• _STUDY MATERIAL_:
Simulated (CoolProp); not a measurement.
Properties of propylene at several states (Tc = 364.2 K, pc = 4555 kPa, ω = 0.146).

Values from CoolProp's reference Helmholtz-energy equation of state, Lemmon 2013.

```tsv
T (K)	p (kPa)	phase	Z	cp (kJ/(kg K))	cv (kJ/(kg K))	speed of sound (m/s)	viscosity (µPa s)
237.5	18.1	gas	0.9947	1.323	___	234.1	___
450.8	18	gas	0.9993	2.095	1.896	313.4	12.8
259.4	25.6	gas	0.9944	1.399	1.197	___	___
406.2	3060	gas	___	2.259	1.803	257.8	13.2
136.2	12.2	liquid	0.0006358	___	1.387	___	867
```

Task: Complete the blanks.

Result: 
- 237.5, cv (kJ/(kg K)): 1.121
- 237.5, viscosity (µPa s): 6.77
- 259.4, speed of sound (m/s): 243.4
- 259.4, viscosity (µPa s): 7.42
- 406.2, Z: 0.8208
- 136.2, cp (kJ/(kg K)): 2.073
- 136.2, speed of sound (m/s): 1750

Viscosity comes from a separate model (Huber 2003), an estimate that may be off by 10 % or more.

• _BRIEF_: In the entries above, find the line holding "- 136.2, cp (kJ/(kg K)): 2.073" and the line holding "- 136.2, speed of sound (m/s): 1750", then retype exactly those two lines and every line between them, and nothing else.

• _TASK RESPONSE_:
- 136.2, cp (kJ/(kg K)): 2.073
- 136.2, speed of sound (m/s): 1750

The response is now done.